• [REQUIREMENT]:
Leaving nothing out, set down all the data exactly.

• [PROVIDED DATA]:
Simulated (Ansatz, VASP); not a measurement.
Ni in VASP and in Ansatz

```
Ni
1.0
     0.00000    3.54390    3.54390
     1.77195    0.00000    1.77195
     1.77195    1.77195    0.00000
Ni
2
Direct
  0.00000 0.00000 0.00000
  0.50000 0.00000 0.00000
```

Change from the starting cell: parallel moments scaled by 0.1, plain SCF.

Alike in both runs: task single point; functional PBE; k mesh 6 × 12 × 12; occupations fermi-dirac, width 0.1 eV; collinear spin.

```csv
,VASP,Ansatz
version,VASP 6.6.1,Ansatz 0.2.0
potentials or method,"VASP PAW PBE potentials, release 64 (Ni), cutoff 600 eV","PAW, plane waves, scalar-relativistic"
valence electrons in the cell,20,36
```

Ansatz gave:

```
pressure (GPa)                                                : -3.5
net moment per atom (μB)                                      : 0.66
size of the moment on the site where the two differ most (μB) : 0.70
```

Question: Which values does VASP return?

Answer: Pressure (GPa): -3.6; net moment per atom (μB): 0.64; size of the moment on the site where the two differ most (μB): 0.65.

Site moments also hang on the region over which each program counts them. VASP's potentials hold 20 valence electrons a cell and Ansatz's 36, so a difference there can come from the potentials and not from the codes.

• [SOLUTION]:
Simulated (Ansatz, VASP); not a measurement.
Ni in VASP and in Ansatz

```
Ni
1.0
     0.00000    3.54390    3.54390
     1.77195    0.00000    1.77195
     1.77195    1.77195    0.00000
Ni
2
Direct
  0.00000 0.00000 0.00000
  0.50000 0.00000 0.00000
```

Change from the starting cell: parallel moments scaled by 0.1, plain SCF.

Alike in both runs: task single point; functional PBE; k mesh 6 × 12 × 12; occupations fermi-dirac, width 0.1 eV; collinear spin.

```csv
,VASP,Ansatz
version,VASP 6.6.1,Ansatz 0.2.0
potentials or method,"VASP PAW PBE potentials, release 64 (Ni), cutoff 600 eV","PAW, plane waves, scalar-relativistic"
valence electrons in the cell,20,36
```

Ansatz gave:

```
pressure (GPa)                                                : -3.5
net moment per atom (μB)                                      : 0.66
size of the moment on the site where the two differ most (μB) : 0.70
```

Question: Which values does VASP return?

Answer: Pressure (GPa): -3.6; net moment per atom (μB): 0.64; size of the moment on the site where the two differ most (μB): 0.65.

Site moments also hang on the region over which each program counts them. VASP's potentials hold 20 valence electrons a cell and Ansatz's 36, so a difference there can come from the potentials and not from the codes.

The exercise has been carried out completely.